==== Record excerpts

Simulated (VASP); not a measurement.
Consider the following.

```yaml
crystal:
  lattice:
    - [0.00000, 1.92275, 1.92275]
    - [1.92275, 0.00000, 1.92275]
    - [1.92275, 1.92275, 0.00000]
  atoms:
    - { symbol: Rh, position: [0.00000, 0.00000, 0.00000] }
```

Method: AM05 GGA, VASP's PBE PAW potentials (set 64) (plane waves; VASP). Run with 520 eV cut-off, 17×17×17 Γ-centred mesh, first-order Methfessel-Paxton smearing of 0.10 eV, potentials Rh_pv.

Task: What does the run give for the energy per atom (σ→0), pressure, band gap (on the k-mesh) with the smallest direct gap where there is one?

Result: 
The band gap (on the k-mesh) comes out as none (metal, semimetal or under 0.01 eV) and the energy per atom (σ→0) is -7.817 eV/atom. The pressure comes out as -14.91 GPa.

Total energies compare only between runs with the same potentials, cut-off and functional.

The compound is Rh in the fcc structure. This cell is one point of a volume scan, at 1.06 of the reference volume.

========

:: Activity ::
Your answer should be the lines above from the one containing "Consider the following." through the one containing "The band gap", copied exactly and with both ends kept.

:: Your solution ::
Consider the following.

```yaml
crystal:
  lattice:
    - [0.00000, 1.92275, 1.92275]
    - [1.92275, 0.00000, 1.92275]
    - [1.92275, 1.92275, 0.00000]
  atoms:
    - { symbol: Rh, position: [0.00000, 0.00000, 0.00000] }
```

Method: AM05 GGA, VASP's PBE PAW potentials (set 64) (plane waves; VASP). Run with 520 eV cut-off, 17×17×17 Γ-centred mesh, first-order Methfessel-Paxton smearing of 0.10 eV, potentials Rh_pv.

Task: What does the run give for the energy per atom (σ→0), pressure, band gap (on the k-mesh) with the smallest direct gap where there is one?

Result: 
The band gap (on the k-mesh) comes out as none (metal, semimetal or under 0.01 eV) and the energy per atom (σ→0) is -7.817 eV/atom. The pressure comes out as -14.91 GPa.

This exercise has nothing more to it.